- DATASET RECORDS -
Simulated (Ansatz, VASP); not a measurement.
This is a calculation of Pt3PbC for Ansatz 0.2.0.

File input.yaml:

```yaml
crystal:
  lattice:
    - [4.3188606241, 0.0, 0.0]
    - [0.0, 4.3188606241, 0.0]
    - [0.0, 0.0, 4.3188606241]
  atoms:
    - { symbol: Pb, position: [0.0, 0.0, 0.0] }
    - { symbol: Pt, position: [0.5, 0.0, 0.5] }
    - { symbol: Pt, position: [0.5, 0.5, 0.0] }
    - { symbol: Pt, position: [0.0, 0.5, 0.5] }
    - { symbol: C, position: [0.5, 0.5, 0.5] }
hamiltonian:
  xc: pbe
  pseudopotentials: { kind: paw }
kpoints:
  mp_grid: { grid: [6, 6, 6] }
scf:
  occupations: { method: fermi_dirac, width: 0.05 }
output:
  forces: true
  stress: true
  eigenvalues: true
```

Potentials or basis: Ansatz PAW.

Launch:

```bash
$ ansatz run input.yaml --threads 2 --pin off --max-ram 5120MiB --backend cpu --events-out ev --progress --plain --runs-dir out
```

- WORK ITEM -
Faithfully copy every entry, leaving nothing out.

- TASK OUTPUT -
Simulated (Ansatz, VASP); not a measurement.
This is a calculation of Pt3PbC for Ansatz 0.2.0.

File input.yaml:

```yaml
crystal:
  lattice:
    - [4.3188606241, 0.0, 0.0]
    - [0.0, 4.3188606241, 0.0]
    - [0.0, 0.0, 4.3188606241]
  atoms:
    - { symbol: Pb, position: [0.0, 0.0, 0.0] }
    - { symbol: Pt, position: [0.5, 0.0, 0.5] }
    - { symbol: Pt, position: [0.5, 0.5, 0.0] }
    - { symbol: Pt, position: [0.0, 0.5, 0.5] }
    - { symbol: C, position: [0.5, 0.5, 0.5] }
hamiltonian:
  xc: pbe
  pseudopotentials: { kind: paw }
kpoints:
  mp_grid: { grid: [6, 6, 6] }
scf:
  occupations: { method: fermi_dirac, width: 0.05 }
output:
  forces: true
  stress: true
  eigenvalues: true
```

Potentials or basis: Ansatz PAW.

Launch:

```bash
$ ansatz run input.yaml --threads 2 --pin off --max-ram 5120MiB --backend cpu --events-out ev --progress --plain --runs-dir out
```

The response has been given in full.